Verbatim, and with nothing else, reproduce the data below from its first line through the line containing "Solution. Pressure (GPa): -0.2.".

Given information Start Marker

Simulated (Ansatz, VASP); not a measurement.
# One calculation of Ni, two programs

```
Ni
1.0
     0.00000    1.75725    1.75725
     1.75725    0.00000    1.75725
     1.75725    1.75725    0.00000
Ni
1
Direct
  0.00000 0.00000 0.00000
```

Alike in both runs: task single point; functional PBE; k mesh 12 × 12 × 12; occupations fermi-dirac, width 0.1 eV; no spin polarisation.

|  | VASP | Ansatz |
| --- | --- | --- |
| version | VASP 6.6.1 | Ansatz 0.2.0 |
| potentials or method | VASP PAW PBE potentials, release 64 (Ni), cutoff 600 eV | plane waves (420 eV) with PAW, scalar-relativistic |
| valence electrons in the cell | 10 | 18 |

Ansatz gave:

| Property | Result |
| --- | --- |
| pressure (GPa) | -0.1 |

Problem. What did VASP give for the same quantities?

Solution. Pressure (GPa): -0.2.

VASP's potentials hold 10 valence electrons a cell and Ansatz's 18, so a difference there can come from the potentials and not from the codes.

Given information End Marker

◆ **Answer area**:
Simulated (Ansatz, VASP); not a measurement.
# One calculation of Ni, two programs

```
Ni
1.0
     0.00000    1.75725    1.75725
     1.75725    0.00000    1.75725
     1.75725    1.75725    0.00000
Ni
1
Direct
  0.00000 0.00000 0.00000
```

Alike in both runs: task single point; functional PBE; k mesh 12 × 12 × 12; occupations fermi-dirac, width 0.1 eV; no spin polarisation.

|  | VASP | Ansatz |
| --- | --- | --- |
| version | VASP 6.6.1 | Ansatz 0.2.0 |
| potentials or method | VASP PAW PBE potentials, release 64 (Ni), cutoff 600 eV | plane waves (420 eV) with PAW, scalar-relativistic |
| valence electrons in the cell | 10 | 18 |

Ansatz gave:

| Property | Result |
| --- | --- |
| pressure (GPa) | -0.1 |

Problem. What did VASP give for the same quantities?

Solution. Pressure (GPa): -0.2.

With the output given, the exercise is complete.